__Data extract__.
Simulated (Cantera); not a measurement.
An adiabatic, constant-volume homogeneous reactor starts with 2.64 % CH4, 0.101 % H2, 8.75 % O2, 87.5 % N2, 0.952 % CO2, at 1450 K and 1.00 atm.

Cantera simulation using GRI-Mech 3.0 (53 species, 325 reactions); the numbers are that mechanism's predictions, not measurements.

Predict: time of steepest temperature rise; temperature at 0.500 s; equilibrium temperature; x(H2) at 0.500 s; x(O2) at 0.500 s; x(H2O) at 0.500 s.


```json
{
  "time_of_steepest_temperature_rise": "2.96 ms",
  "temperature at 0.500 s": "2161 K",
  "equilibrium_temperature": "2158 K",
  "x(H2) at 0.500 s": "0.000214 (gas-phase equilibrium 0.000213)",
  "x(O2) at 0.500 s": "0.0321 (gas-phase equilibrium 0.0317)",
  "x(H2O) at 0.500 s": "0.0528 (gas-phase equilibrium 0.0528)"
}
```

__Work task__. Reproduce the entries above exactly, starting at their first line and finishing with the line that contains "Cantera simulation using".

__Reply__.
Simulated (Cantera); not a measurement.
An adiabatic, constant-volume homogeneous reactor starts with 2.64 % CH4, 0.101 % H2, 8.75 % O2, 87.5 % N2, 0.952 % CO2, at 1450 K and 1.00 atm.

Cantera simulation using GRI-Mech 3.0 (53 species, 325 reactions); the numbers are that mechanism's predictions, not measurements.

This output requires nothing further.